* DATA EXTRACT *
-=-=-

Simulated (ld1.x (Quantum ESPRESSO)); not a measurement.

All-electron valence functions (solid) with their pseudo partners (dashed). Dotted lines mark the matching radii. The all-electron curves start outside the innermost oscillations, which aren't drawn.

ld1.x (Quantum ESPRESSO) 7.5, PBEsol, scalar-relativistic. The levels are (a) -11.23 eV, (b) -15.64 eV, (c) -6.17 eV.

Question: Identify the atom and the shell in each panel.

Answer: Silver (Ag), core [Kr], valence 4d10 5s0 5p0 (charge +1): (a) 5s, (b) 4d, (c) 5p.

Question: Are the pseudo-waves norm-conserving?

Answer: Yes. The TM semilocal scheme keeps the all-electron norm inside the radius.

-=-=-

* WORK TASK *
Please print the records above exactly, leaving nothing out.

* REPLY *
Simulated (ld1.x (Quantum ESPRESSO)); not a measurement.

All-electron valence functions (solid) with their pseudo partners (dashed). Dotted lines mark the matching radii. The all-electron curves start outside the innermost oscillations, which aren't drawn.

ld1.x (Quantum ESPRESSO) 7.5, PBEsol, scalar-relativistic. The levels are (a) -11.23 eV, (b) -15.64 eV, (c) -6.17 eV.

Question: Identify the atom and the shell in each panel.

Answer: Silver (Ag), core [Kr], valence 4d10 5s0 5p0 (charge +1): (a) 5s, (b) 4d, (c) 5p.

Question: Are the pseudo-waves norm-conserving?

Answer: Yes. The TM semilocal scheme keeps the all-electron norm inside the radius.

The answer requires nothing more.